Work request ▸ Only the lines below from the one containing "(2) Estimate the band gap on the k mesh." to the one containing "(2) 9.17 eV (least direct gap 10.64 eV)." should be repeated, both included and unchanged.

Supplied material ▸
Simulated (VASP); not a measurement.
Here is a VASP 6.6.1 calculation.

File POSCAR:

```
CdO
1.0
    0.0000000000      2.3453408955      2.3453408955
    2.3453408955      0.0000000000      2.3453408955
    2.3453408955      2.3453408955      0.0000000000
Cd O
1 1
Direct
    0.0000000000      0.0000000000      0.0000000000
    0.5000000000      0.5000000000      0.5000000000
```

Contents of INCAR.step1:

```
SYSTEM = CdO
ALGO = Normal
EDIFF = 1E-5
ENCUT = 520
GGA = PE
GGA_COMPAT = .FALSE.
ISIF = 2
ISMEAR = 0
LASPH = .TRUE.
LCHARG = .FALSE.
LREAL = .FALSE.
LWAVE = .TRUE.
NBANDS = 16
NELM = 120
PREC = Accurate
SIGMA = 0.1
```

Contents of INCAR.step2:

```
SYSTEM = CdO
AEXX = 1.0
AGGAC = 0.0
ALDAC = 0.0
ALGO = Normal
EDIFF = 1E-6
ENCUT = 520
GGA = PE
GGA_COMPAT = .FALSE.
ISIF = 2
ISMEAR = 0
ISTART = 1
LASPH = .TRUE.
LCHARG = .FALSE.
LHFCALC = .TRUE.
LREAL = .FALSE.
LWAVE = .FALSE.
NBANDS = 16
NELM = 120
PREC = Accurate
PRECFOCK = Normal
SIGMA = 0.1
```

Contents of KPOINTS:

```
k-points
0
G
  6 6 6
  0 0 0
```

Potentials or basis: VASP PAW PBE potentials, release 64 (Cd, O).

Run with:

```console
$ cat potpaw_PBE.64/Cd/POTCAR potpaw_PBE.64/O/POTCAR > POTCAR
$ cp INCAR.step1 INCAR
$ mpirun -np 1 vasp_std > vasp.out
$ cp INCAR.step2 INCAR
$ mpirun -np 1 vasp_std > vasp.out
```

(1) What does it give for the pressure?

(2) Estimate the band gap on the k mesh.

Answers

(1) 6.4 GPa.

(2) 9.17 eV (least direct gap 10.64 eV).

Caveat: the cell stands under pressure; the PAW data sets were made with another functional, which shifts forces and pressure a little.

Task answer ▸
(2) Estimate the band gap on the k mesh.

Answers

(1) 6.4 GPa.

(2) 9.17 eV (least direct gap 10.64 eV).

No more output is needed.